Work task> Exactly as written, set down every entry once more.

━━━━━━━━━━━━━━━━━━━━━━━━━━━━━━

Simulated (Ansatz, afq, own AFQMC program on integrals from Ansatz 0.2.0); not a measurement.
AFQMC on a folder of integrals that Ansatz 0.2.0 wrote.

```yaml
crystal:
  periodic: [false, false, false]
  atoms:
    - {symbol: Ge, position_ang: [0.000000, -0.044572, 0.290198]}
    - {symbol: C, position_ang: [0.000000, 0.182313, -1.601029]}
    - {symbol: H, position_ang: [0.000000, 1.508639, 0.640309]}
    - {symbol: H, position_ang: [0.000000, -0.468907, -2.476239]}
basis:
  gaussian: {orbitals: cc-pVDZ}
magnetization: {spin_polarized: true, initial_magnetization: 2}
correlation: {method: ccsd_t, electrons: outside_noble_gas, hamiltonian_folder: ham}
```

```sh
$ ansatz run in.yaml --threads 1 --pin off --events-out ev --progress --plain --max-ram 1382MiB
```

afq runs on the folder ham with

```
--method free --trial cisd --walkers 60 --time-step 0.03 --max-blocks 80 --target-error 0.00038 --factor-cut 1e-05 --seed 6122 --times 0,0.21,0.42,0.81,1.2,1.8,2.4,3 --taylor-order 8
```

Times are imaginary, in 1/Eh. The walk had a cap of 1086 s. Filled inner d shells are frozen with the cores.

━━━━━━━━━━━━━━━━━━━━━━━━━━━━━━

Answer area>
Simulated (Ansatz, afq, own AFQMC program on integrals from Ansatz 0.2.0); not a measurement.
AFQMC on a folder of integrals that Ansatz 0.2.0 wrote.

```yaml
crystal:
  periodic: [false, false, false]
  atoms:
    - {symbol: Ge, position_ang: [0.000000, -0.044572, 0.290198]}
    - {symbol: C, position_ang: [0.000000, 0.182313, -1.601029]}
    - {symbol: H, position_ang: [0.000000, 1.508639, 0.640309]}
    - {symbol: H, position_ang: [0.000000, -0.468907, -2.476239]}
basis:
  gaussian: {orbitals: cc-pVDZ}
magnetization: {spin_polarized: true, initial_magnetization: 2}
correlation: {method: ccsd_t, electrons: outside_noble_gas, hamiltonian_folder: ham}
```

```sh
$ ansatz run in.yaml --threads 1 --pin off --events-out ev --progress --plain --max-ram 1382MiB
```

afq runs on the folder ham with

```
--method free --trial cisd --walkers 60 --time-step 0.03 --max-blocks 80 --target-error 0.00038 --factor-cut 1e-05 --seed 6122 --times 0,0.21,0.42,0.81,1.2,1.8,2.4,3 --taylor-order 8
```

Times are imaginary, in 1/Eh. The walk had a cap of 1086 s. Filled inner d shells are frozen with the cores.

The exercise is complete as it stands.